Work task:
Please transcribe the entries below without omitting a single character.

Exercise data:
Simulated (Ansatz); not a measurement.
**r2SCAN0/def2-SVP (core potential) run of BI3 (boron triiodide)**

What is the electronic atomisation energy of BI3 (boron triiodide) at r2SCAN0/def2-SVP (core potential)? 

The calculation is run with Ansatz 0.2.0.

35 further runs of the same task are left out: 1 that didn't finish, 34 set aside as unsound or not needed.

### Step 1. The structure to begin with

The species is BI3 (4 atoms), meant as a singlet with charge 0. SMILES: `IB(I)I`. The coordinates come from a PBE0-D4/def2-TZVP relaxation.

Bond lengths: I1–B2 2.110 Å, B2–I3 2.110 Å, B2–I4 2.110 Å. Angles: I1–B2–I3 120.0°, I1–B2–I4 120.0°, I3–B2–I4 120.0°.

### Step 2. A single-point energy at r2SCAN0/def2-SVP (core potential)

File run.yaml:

Exercise solution:
Simulated (Ansatz); not a measurement.
**r2SCAN0/def2-SVP (core potential) run of BI3 (boron triiodide)**

What is the electronic atomisation energy of BI3 (boron triiodide) at r2SCAN0/def2-SVP (core potential)? 

The calculation is run with Ansatz 0.2.0.

35 further runs of the same task are left out: 1 that didn't finish, 34 set aside as unsound or not needed.

### Step 1. The structure to begin with

The species is BI3 (4 atoms), meant as a singlet with charge 0. SMILES: `IB(I)I`. The coordinates come from a PBE0-D4/def2-TZVP relaxation.

Bond lengths: I1–B2 2.110 Å, B2–I3 2.110 Å, B2–I4 2.110 Å. Angles: I1–B2–I3 120.0°, I1–B2–I4 120.0°, I3–B2–I4 120.0°.

### Step 2. A single-point energy at r2SCAN0/def2-SVP (core potential)

File run.yaml:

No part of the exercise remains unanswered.